+===+

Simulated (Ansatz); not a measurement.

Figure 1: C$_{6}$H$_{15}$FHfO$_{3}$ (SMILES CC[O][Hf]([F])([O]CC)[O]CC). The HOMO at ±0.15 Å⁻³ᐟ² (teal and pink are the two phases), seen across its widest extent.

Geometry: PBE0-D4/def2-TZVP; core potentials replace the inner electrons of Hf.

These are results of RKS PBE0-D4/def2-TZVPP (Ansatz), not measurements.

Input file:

+===+

> [WORK ORDER]:
What is needed is a word-for-word copy of all the records above.

> [TASK OUTPUT]:
Simulated (Ansatz); not a measurement.

Figure 1: C$_{6}$H$_{15}$FHfO$_{3}$ (SMILES CC[O][Hf]([F])([O]CC)[O]CC). The HOMO at ±0.15 Å⁻³ᐟ² (teal and pink are the two phases), seen across its widest extent.

Geometry: PBE0-D4/def2-TZVP; core potentials replace the inner electrons of Hf.

These are results of RKS PBE0-D4/def2-TZVPP (Ansatz), not measurements.

Input file:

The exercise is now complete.